Go through the data below and retype all of it exactly.

- Opening Delimiter -

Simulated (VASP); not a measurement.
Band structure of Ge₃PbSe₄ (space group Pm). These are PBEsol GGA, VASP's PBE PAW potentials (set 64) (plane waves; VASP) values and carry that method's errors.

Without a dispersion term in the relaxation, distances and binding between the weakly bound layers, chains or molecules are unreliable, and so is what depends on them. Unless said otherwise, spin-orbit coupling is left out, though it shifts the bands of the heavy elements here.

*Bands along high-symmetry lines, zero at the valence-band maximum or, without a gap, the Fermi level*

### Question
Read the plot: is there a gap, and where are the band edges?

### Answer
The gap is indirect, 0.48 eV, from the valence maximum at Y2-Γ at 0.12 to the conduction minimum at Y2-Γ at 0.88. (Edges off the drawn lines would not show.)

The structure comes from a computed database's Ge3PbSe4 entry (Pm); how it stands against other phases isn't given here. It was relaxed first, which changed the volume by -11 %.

- Closing Delimiter -

> [ANSWER AREA]
Simulated (VASP); not a measurement.
Band structure of Ge₃PbSe₄ (space group Pm). These are PBEsol GGA, VASP's PBE PAW potentials (set 64) (plane waves; VASP) values and carry that method's errors.

Without a dispersion term in the relaxation, distances and binding between the weakly bound layers, chains or molecules are unreliable, and so is what depends on them. Unless said otherwise, spin-orbit coupling is left out, though it shifts the bands of the heavy elements here.

*Bands along high-symmetry lines, zero at the valence-band maximum or, without a gap, the Fermi level*

### Question
Read the plot: is there a gap, and where are the band edges?

### Answer
The gap is indirect, 0.48 eV, from the valence maximum at Y2-Γ at 0.12 to the conduction minimum at Y2-Γ at 0.88. (Edges off the drawn lines would not show.)

The structure comes from a computed database's Ge3PbSe4 entry (Pm); how it stands against other phases isn't given here. It was relaxed first, which changed the volume by -11 %.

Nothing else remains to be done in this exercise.